--
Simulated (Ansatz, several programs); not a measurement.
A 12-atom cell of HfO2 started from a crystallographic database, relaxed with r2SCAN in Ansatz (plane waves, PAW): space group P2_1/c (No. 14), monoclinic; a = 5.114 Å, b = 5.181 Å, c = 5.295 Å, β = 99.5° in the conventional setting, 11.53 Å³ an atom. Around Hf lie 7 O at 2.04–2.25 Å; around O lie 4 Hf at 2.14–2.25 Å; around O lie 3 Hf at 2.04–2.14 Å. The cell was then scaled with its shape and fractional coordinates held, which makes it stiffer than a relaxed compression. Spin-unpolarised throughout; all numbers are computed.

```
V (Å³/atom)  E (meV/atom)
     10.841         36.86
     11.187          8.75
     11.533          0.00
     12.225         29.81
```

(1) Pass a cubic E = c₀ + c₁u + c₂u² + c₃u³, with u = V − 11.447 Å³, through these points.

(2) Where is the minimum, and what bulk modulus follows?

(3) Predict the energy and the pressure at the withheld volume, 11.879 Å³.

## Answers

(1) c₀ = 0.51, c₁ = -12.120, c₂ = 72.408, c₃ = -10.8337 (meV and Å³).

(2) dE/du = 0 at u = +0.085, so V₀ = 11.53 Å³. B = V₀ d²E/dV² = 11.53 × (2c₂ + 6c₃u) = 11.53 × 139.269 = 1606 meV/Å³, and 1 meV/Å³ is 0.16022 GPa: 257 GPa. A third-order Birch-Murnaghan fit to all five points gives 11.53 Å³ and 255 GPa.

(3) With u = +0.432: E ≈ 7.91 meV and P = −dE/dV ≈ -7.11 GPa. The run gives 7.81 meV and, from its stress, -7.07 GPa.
--

Using only the entries above, output the line with "(2) Where is", the line with "(1) c₀ = 0.51, c₁", and all lines between them, exactly as they stand.

(2) Where is the minimum, and what bulk modulus follows?

(3) Predict the energy and the pressure at the withheld volume, 11.879 Å³.

## Answers

(1) c₀ = 0.51, c₁ = -12.120, c₂ = 72.408, c₃ = -10.8337 (meV and Å³).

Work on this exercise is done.